■ Requirement: Write out, word for word, only the data from its first line to the line containing "64 (Si, C) |".

■ Source material:
☆ ☆ ☆ ☆ ☆ ☆ ☆
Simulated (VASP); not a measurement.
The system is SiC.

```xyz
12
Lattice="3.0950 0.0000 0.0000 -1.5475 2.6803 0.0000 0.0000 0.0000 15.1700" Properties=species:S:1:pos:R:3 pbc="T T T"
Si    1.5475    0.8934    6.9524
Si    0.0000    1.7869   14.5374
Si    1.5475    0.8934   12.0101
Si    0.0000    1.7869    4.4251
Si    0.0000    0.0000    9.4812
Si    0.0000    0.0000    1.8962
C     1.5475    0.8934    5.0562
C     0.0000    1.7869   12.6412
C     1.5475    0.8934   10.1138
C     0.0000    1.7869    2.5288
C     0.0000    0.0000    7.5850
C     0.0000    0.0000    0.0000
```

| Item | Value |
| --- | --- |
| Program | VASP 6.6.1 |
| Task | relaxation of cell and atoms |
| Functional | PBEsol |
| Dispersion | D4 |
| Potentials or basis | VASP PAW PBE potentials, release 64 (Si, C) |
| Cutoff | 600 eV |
☆ ☆ ☆ ☆ ☆ ☆ ☆

■ Expected answer:
Simulated (VASP); not a measurement.
The system is SiC.

```xyz
12
Lattice="3.0950 0.0000 0.0000 -1.5475 2.6803 0.0000 0.0000 0.0000 15.1700" Properties=species:S:1:pos:R:3 pbc="T T T"
Si    1.5475    0.8934    6.9524
Si    0.0000    1.7869   14.5374
Si    1.5475    0.8934   12.0101
Si    0.0000    1.7869    4.4251
Si    0.0000    0.0000    9.4812
Si    0.0000    0.0000    1.8962
C     1.5475    0.8934    5.0562
C     0.0000    1.7869   12.6412
C     1.5475    0.8934   10.1138
C     0.0000    1.7869    2.5288
C     0.0000    0.0000    7.5850
C     0.0000    0.0000    0.0000
```

| Item | Value |
| --- | --- |
| Program | VASP 6.6.1 |
| Task | relaxation of cell and atoms |
| Functional | PBEsol |
| Dispersion | D4 |
| Potentials or basis | VASP PAW PBE potentials, release 64 (Si, C) |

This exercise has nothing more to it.